Your job is to transcribe the material exactly. Keep every line.

..........

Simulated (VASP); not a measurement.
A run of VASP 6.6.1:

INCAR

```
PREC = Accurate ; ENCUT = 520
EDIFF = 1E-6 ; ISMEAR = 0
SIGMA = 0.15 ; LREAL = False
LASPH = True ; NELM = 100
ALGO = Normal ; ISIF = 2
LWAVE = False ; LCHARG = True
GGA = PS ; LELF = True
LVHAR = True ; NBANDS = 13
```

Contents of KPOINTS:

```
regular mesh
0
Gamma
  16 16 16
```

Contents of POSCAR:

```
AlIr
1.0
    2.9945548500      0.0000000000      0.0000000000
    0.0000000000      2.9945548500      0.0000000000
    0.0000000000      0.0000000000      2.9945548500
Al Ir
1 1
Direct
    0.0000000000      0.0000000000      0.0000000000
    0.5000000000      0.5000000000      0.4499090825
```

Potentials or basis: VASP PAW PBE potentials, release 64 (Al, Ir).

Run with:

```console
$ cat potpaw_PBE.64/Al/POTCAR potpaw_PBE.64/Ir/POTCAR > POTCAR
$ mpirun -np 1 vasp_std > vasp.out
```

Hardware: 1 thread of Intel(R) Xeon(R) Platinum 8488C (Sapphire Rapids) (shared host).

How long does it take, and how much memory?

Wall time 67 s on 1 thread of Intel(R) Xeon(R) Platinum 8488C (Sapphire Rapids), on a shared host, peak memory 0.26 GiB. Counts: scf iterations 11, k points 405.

..........

_RESPONSE BOX_:
Simulated (VASP); not a measurement.
A run of VASP 6.6.1:

INCAR

```
PREC = Accurate ; ENCUT = 520
EDIFF = 1E-6 ; ISMEAR = 0
SIGMA = 0.15 ; LREAL = False
LASPH = True ; NELM = 100
ALGO = Normal ; ISIF = 2
LWAVE = False ; LCHARG = True
GGA = PS ; LELF = True
LVHAR = True ; NBANDS = 13
```

Contents of KPOINTS:

```
regular mesh
0
Gamma
  16 16 16
```

Contents of POSCAR:

```
AlIr
1.0
    2.9945548500      0.0000000000      0.0000000000
    0.0000000000      2.9945548500      0.0000000000
    0.0000000000      0.0000000000      2.9945548500
Al Ir
1 1
Direct
    0.0000000000      0.0000000000      0.0000000000
    0.5000000000      0.5000000000      0.4499090825
```

Potentials or basis: VASP PAW PBE potentials, release 64 (Al, Ir).

Run with:

```console
$ cat potpaw_PBE.64/Al/POTCAR potpaw_PBE.64/Ir/POTCAR > POTCAR
$ mpirun -np 1 vasp_std > vasp.out
```

Hardware: 1 thread of Intel(R) Xeon(R) Platinum 8488C (Sapphire Rapids) (shared host).

How long does it take, and how much memory?

Wall time 67 s on 1 thread of Intel(R) Xeon(R) Platinum 8488C (Sapphire Rapids), on a shared host, peak memory 0.26 GiB. Counts: scf iterations 11, k points 405.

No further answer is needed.